DATA FOR REVIEW:
--- START ---
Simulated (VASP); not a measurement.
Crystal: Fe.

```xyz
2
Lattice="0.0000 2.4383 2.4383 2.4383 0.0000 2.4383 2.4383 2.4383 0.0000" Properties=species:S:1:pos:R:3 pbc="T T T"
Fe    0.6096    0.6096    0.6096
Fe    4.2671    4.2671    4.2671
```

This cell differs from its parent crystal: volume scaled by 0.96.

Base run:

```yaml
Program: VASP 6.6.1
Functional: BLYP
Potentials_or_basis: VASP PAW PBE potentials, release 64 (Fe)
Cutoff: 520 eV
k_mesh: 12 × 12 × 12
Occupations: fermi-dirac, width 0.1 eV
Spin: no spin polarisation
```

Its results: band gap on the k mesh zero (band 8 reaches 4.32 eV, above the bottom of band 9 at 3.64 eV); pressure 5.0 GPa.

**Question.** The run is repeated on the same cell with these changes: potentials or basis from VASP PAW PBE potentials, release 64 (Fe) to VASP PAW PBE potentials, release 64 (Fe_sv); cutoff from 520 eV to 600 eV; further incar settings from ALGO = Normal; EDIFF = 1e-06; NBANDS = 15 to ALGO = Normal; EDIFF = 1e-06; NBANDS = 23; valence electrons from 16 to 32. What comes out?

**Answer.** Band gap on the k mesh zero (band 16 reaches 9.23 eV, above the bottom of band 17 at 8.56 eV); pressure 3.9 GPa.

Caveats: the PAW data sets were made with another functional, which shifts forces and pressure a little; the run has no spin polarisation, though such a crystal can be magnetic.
--- END ---

BRIEF: Output exactly the lines of the records from the first through the one bearing "Its results: band", both ends included.

WORKED SOLUTION:
Simulated (VASP); not a measurement.
Crystal: Fe.

```xyz
2
Lattice="0.0000 2.4383 2.4383 2.4383 0.0000 2.4383 2.4383 2.4383 0.0000" Properties=species:S:1:pos:R:3 pbc="T T T"
Fe    0.6096    0.6096    0.6096
Fe    4.2671    4.2671    4.2671
```

This cell differs from its parent crystal: volume scaled by 0.96.

Base run:

```yaml
Program: VASP 6.6.1
Functional: BLYP
Potentials_or_basis: VASP PAW PBE potentials, release 64 (Fe)
Cutoff: 520 eV
k_mesh: 12 × 12 × 12
Occupations: fermi-dirac, width 0.1 eV
Spin: no spin polarisation
```

Its results: band gap on the k mesh zero (band 8 reaches 4.32 eV, above the bottom of band 9 at 3.64 eV); pressure 5.0 GPa.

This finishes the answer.